---*---

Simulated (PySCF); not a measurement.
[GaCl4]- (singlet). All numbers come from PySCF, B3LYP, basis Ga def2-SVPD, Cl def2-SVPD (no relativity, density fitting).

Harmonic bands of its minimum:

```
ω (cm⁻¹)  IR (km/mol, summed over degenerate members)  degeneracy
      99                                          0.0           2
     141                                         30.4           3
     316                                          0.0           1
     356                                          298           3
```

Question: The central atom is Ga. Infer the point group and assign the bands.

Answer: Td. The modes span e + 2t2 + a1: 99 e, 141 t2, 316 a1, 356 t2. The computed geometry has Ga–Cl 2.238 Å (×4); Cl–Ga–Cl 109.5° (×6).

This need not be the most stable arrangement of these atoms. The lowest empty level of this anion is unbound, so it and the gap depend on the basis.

---*---

(Work request) All of the entries above must be quoted exactly.

(Problem solution)
Simulated (PySCF); not a measurement.
[GaCl4]- (singlet). All numbers come from PySCF, B3LYP, basis Ga def2-SVPD, Cl def2-SVPD (no relativity, density fitting).

Harmonic bands of its minimum:

```
ω (cm⁻¹)  IR (km/mol, summed over degenerate members)  degeneracy
      99                                          0.0           2
     141                                         30.4           3
     316                                          0.0           1
     356                                          298           3
```

Question: The central atom is Ga. Infer the point group and assign the bands.

Answer: Td. The modes span e + 2t2 + a1: 99 e, 141 t2, 316 a1, 356 t2. The computed geometry has Ga–Cl 2.238 Å (×4); Cl–Ga–Cl 109.5° (×6).

This need not be the most stable arrangement of these atoms. The lowest empty level of this anion is unbound, so it and the gap depend on the basis.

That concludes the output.